Top of DATA SUPPLIED
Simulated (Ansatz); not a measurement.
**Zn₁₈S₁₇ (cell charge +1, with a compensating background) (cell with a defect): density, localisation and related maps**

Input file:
Bottom of DATA SUPPLIED

**REQUIRED ACTION**
The records above are to be restated word for word.

**REPLY**
Simulated (Ansatz); not a measurement.
**Zn₁₈S₁₇ (cell charge +1, with a compensating background) (cell with a defect): density, localisation and related maps**

Input file:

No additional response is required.